Segment Open

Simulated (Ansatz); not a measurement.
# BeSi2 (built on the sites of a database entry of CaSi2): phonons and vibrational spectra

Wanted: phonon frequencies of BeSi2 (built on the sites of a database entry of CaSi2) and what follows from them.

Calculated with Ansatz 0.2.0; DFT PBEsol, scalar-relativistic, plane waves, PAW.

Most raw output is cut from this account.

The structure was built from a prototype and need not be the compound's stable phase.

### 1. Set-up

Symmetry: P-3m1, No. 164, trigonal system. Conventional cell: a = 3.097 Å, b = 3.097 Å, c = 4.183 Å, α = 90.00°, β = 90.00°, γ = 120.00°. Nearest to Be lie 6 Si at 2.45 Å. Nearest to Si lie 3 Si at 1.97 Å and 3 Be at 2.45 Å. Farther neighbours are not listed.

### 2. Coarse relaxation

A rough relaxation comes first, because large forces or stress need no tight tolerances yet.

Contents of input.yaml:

Segment Closed

Nothing in the data may be omitted; transcribe it exactly.

Simulated (Ansatz); not a measurement.
# BeSi2 (built on the sites of a database entry of CaSi2): phonons and vibrational spectra

Wanted: phonon frequencies of BeSi2 (built on the sites of a database entry of CaSi2) and what follows from them.

Calculated with Ansatz 0.2.0; DFT PBEsol, scalar-relativistic, plane waves, PAW.

Most raw output is cut from this account.

The structure was built from a prototype and need not be the compound's stable phase.

### 1. Set-up

Symmetry: P-3m1, No. 164, trigonal system. Conventional cell: a = 3.097 Å, b = 3.097 Å, c = 4.183 Å, α = 90.00°, β = 90.00°, γ = 120.00°. Nearest to Be lie 6 Si at 2.45 Å. Nearest to Si lie 3 Si at 1.97 Å and 3 Be at 2.45 Å. Farther neighbours are not listed.

### 2. Coarse relaxation

A rough relaxation comes first, because large forces or stress need no tight tolerances yet.

Contents of input.yaml:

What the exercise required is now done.